BEGIN
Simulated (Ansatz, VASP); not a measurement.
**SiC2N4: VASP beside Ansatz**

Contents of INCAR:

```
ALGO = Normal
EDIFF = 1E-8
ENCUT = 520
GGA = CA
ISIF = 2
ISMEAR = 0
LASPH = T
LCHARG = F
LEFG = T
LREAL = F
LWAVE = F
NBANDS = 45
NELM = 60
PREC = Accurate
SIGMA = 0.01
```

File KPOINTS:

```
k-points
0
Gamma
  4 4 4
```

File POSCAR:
END

** Action item **
Would you output the material above once more, exactly as given?

** Response box **
Simulated (Ansatz, VASP); not a measurement.
**SiC2N4: VASP beside Ansatz**

Contents of INCAR:

```
ALGO = Normal
EDIFF = 1E-8
ENCUT = 520
GGA = CA
ISIF = 2
ISMEAR = 0
LASPH = T
LCHARG = F
LEFG = T
LREAL = F
LWAVE = F
NBANDS = 45
NELM = 60
PREC = Accurate
SIGMA = 0.01
```

File KPOINTS:

```
k-points
0
Gamma
  4 4 4
```

File POSCAR:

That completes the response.